- Records provided
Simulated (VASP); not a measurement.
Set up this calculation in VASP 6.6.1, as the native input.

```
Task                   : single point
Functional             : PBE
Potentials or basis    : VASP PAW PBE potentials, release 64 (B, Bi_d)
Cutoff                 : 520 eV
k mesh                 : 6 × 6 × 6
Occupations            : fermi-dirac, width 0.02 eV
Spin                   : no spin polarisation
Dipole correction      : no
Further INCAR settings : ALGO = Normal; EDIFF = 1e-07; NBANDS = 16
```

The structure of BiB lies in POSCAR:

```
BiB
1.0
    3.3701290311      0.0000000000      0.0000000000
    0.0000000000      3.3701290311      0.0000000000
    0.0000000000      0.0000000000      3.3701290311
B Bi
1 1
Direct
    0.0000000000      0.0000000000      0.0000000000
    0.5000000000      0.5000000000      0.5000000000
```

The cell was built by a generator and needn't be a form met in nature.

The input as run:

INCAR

- Required action
Output the lines of the records above exactly as they appear, from the line containing "The structure of" through the line containing "The input as".

- Answer space
The structure of BiB lies in POSCAR:

```
BiB
1.0
    3.3701290311      0.0000000000      0.0000000000
    0.0000000000      3.3701290311      0.0000000000
    0.0000000000      0.0000000000      3.3701290311
B Bi
1 1
Direct
    0.0000000000      0.0000000000      0.0000000000
    0.5000000000      0.5000000000      0.5000000000
```

The cell was built by a generator and needn't be a form met in nature.

The input as run:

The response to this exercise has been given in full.